Action item -
Output only the lines below that start at the line containing "Alike in all" and end at the line containing "Caveats: some runs", with both ends kept.

Recorded information -
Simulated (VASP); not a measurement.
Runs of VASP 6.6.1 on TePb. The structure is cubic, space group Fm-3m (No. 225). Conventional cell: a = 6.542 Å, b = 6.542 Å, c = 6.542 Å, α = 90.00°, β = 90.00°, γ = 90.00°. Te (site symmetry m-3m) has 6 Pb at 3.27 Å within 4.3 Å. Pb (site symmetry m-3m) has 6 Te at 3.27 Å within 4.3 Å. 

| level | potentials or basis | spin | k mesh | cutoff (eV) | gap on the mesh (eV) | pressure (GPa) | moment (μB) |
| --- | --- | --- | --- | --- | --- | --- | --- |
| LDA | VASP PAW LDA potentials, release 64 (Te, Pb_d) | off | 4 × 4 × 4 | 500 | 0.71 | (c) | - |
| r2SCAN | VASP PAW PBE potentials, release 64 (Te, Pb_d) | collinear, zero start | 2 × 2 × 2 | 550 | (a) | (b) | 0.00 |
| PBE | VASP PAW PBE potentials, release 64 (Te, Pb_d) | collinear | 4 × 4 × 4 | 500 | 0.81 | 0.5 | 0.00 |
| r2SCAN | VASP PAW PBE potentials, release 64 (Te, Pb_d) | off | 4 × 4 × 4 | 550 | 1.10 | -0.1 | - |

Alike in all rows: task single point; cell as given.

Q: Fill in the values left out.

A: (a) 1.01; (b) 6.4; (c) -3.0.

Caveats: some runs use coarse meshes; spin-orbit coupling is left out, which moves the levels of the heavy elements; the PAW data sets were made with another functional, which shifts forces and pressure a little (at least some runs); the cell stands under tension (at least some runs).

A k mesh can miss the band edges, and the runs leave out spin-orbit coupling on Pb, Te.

Task output -
Alike in all rows: task single point; cell as given.

Q: Fill in the values left out.

A: (a) 1.01; (b) 6.4; (c) -3.0.

Caveats: some runs use coarse meshes; spin-orbit coupling is left out, which moves the levels of the heavy elements; the PAW data sets were made with another functional, which shifts forces and pressure a little (at least some runs); the cell stands under tension (at least some runs).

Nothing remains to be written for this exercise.